■ Stored data ■
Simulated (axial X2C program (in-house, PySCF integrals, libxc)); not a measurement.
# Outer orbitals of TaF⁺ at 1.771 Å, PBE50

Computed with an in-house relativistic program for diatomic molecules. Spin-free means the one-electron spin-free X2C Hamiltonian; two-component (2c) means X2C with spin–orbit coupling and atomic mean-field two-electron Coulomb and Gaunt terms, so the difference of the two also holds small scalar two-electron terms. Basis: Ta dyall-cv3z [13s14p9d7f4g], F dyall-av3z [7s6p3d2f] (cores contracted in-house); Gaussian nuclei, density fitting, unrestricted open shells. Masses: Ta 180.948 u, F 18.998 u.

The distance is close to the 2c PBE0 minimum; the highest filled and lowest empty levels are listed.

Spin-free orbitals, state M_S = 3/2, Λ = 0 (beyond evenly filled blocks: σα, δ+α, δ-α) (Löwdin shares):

■ Assigned task ■
Extract the complete set of records unchanged.

■ Exercise solution ■
Simulated (axial X2C program (in-house, PySCF integrals, libxc)); not a measurement.
# Outer orbitals of TaF⁺ at 1.771 Å, PBE50

Computed with an in-house relativistic program for diatomic molecules. Spin-free means the one-electron spin-free X2C Hamiltonian; two-component (2c) means X2C with spin–orbit coupling and atomic mean-field two-electron Coulomb and Gaunt terms, so the difference of the two also holds small scalar two-electron terms. Basis: Ta dyall-cv3z [13s14p9d7f4g], F dyall-av3z [7s6p3d2f] (cores contracted in-house); Gaussian nuclei, density fitting, unrestricted open shells. Masses: Ta 180.948 u, F 18.998 u.

The distance is close to the 2c PBE0 minimum; the highest filled and lowest empty levels are listed.

Spin-free orbitals, state M_S = 3/2, Λ = 0 (beyond evenly filled blocks: σα, δ+α, δ-α) (Löwdin shares):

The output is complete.